RECORDED INFORMATION
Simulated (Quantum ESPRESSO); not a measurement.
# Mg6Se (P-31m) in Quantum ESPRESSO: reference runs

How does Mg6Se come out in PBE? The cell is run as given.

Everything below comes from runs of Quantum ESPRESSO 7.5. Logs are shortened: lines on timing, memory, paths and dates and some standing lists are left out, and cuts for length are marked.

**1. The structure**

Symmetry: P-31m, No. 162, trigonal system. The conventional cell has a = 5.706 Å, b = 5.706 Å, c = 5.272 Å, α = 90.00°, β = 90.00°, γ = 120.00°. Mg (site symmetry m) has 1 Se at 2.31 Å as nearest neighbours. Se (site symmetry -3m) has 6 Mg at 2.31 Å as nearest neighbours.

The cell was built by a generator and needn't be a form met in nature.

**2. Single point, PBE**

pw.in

WORK ORDER
To complete this exercise, set down every line above exactly once more.

TASK ANSWER
Simulated (Quantum ESPRESSO); not a measurement.
# Mg6Se (P-31m) in Quantum ESPRESSO: reference runs

How does Mg6Se come out in PBE? The cell is run as given.

Everything below comes from runs of Quantum ESPRESSO 7.5. Logs are shortened: lines on timing, memory, paths and dates and some standing lists are left out, and cuts for length are marked.

**1. The structure**

Symmetry: P-31m, No. 162, trigonal system. The conventional cell has a = 5.706 Å, b = 5.706 Å, c = 5.272 Å, α = 90.00°, β = 90.00°, γ = 120.00°. Mg (site symmetry m) has 1 Se at 2.31 Å as nearest neighbours. Se (site symmetry -3m) has 6 Mg at 2.31 Å as nearest neighbours.

The cell was built by a generator and needn't be a form met in nature.

**2. Single point, PBE**

pw.in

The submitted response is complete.